## [Data provided]
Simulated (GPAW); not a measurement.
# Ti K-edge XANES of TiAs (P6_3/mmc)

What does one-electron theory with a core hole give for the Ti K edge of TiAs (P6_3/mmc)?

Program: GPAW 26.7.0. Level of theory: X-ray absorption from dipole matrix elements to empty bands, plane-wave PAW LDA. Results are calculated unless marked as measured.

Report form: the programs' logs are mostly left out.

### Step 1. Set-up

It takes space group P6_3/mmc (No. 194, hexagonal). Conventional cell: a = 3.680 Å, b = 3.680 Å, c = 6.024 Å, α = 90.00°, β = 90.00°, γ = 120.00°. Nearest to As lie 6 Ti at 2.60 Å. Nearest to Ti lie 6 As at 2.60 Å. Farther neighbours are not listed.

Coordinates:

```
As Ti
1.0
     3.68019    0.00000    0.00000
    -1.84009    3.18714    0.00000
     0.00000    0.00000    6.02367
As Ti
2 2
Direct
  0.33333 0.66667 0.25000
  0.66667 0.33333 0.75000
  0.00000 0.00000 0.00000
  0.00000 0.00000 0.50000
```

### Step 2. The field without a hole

## [Required action]
Every entry should be transcribed exactly, with nothing omitted.

## [Solution]
Simulated (GPAW); not a measurement.
# Ti K-edge XANES of TiAs (P6_3/mmc)

What does one-electron theory with a core hole give for the Ti K edge of TiAs (P6_3/mmc)?

Program: GPAW 26.7.0. Level of theory: X-ray absorption from dipole matrix elements to empty bands, plane-wave PAW LDA. Results are calculated unless marked as measured.

Report form: the programs' logs are mostly left out.

### Step 1. Set-up

It takes space group P6_3/mmc (No. 194, hexagonal). Conventional cell: a = 3.680 Å, b = 3.680 Å, c = 6.024 Å, α = 90.00°, β = 90.00°, γ = 120.00°. Nearest to As lie 6 Ti at 2.60 Å. Nearest to Ti lie 6 As at 2.60 Å. Farther neighbours are not listed.

Coordinates:

```
As Ti
1.0
     3.68019    0.00000    0.00000
    -1.84009    3.18714    0.00000
     0.00000    0.00000    6.02367
As Ti
2 2
Direct
  0.33333 0.66667 0.25000
  0.66667 0.33333 0.75000
  0.00000 0.00000 0.00000
  0.00000 0.00000 0.50000
```

### Step 2. The field without a hole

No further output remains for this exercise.